# GIVEN DATA:
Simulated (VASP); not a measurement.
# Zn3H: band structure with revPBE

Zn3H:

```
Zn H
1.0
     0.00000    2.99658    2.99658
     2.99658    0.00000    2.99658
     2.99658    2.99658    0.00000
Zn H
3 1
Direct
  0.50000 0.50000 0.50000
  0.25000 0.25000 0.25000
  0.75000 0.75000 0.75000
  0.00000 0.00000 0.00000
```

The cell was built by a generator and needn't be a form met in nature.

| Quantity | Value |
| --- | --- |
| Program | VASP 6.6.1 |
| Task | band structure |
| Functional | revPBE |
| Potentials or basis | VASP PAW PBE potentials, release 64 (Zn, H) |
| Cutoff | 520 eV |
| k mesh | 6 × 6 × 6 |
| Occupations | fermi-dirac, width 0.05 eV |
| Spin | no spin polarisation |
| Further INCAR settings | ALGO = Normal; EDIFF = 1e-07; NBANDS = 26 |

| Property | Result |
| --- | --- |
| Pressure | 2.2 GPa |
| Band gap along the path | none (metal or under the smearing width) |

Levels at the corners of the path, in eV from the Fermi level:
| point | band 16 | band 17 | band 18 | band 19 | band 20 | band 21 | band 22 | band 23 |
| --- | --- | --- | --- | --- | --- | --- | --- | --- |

# ASSIGNMENT:
Print the listing once more, exactly as it stands above.

# RESULT:
Simulated (VASP); not a measurement.
# Zn3H: band structure with revPBE

Zn3H:

```
Zn H
1.0
     0.00000    2.99658    2.99658
     2.99658    0.00000    2.99658
     2.99658    2.99658    0.00000
Zn H
3 1
Direct
  0.50000 0.50000 0.50000
  0.25000 0.25000 0.25000
  0.75000 0.75000 0.75000
  0.00000 0.00000 0.00000
```

The cell was built by a generator and needn't be a form met in nature.

| Quantity | Value |
| --- | --- |
| Program | VASP 6.6.1 |
| Task | band structure |
| Functional | revPBE |
| Potentials or basis | VASP PAW PBE potentials, release 64 (Zn, H) |
| Cutoff | 520 eV |
| k mesh | 6 × 6 × 6 |
| Occupations | fermi-dirac, width 0.05 eV |
| Spin | no spin polarisation |
| Further INCAR settings | ALGO = Normal; EDIFF = 1e-07; NBANDS = 26 |

| Property | Result |
| --- | --- |
| Pressure | 2.2 GPa |
| Band gap along the path | none (metal or under the smearing width) |

Levels at the corners of the path, in eV from the Fermi level:
| point | band 16 | band 17 | band 18 | band 19 | band 20 | band 21 | band 22 | band 23 |
| --- | --- | --- | --- | --- | --- | --- | --- | --- |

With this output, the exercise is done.